========

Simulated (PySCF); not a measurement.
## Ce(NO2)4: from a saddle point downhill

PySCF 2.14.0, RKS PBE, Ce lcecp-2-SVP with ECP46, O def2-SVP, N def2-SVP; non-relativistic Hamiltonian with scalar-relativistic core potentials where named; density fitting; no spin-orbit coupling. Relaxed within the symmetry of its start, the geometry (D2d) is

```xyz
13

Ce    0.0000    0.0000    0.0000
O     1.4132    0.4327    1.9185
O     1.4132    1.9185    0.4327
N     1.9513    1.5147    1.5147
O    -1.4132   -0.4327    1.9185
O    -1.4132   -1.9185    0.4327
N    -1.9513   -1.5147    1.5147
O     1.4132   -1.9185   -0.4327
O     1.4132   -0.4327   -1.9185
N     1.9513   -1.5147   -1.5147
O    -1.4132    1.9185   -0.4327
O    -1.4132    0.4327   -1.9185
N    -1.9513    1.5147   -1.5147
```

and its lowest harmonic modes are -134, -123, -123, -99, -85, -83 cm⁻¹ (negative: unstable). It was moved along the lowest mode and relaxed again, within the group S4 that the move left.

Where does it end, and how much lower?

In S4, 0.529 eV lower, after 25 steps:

========

[Work request]
Copy the records above exactly, from the first line through the line containing "Where does it end, and how much lower?", and include nothing else.

[Exercise output]
Simulated (PySCF); not a measurement.
## Ce(NO2)4: from a saddle point downhill

PySCF 2.14.0, RKS PBE, Ce lcecp-2-SVP with ECP46, O def2-SVP, N def2-SVP; non-relativistic Hamiltonian with scalar-relativistic core potentials where named; density fitting; no spin-orbit coupling. Relaxed within the symmetry of its start, the geometry (D2d) is

```xyz
13

Ce    0.0000    0.0000    0.0000
O     1.4132    0.4327    1.9185
O     1.4132    1.9185    0.4327
N     1.9513    1.5147    1.5147
O    -1.4132   -0.4327    1.9185
O    -1.4132   -1.9185    0.4327
N    -1.9513   -1.5147    1.5147
O     1.4132   -1.9185   -0.4327
O     1.4132   -0.4327   -1.9185
N     1.9513   -1.5147   -1.5147
O    -1.4132    1.9185   -0.4327
O    -1.4132    0.4327   -1.9185
N    -1.9513    1.5147   -1.5147
```

and its lowest harmonic modes are -134, -123, -123, -99, -85, -83 cm⁻¹ (negative: unstable). It was moved along the lowest mode and relaxed again, within the group S4 that the move left.

Where does it end, and how much lower?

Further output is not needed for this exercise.